## Work instruction
Among the records that follow, set down only the lines from the one containing "An EPR property" to the one containing "The calculation used", both included, exactly.

## Record excerpts
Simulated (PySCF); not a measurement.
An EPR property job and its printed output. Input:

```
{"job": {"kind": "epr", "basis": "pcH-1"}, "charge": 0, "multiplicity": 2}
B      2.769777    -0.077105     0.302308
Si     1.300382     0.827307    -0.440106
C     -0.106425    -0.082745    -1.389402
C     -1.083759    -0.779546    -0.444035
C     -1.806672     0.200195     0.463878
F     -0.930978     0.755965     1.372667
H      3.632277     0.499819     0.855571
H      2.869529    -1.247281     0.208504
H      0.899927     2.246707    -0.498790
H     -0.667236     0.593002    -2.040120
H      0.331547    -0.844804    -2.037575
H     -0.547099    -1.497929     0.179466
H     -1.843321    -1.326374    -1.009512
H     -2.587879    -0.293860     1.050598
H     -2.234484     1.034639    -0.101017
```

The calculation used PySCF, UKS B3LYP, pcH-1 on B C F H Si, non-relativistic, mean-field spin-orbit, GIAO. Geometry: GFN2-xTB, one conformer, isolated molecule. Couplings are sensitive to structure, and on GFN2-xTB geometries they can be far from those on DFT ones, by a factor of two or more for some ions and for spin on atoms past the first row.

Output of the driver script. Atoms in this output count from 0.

## Reply
An EPR property job and its printed output. Input:

```
{"job": {"kind": "epr", "basis": "pcH-1"}, "charge": 0, "multiplicity": 2}
B      2.769777    -0.077105     0.302308
Si     1.300382     0.827307    -0.440106
C     -0.106425    -0.082745    -1.389402
C     -1.083759    -0.779546    -0.444035
C     -1.806672     0.200195     0.463878
F     -0.930978     0.755965     1.372667
H      3.632277     0.499819     0.855571
H      2.869529    -1.247281     0.208504
H      0.899927     2.246707    -0.498790
H     -0.667236     0.593002    -2.040120
H      0.331547    -0.844804    -2.037575
H     -0.547099    -1.497929     0.179466
H     -1.843321    -1.326374    -1.009512
H     -2.587879    -0.293860     1.050598
H     -2.234484     1.034639    -0.101017
```

The calculation used PySCF, UKS B3LYP, pcH-1 on B C F H Si, non-relativistic, mean-field spin-orbit, GIAO. Geometry: GFN2-xTB, one conformer, isolated molecule. Couplings are sensitive to structure, and on GFN2-xTB geometries they can be far from those on DFT ones, by a factor of two or more for some ions and for spin on atoms past the first row.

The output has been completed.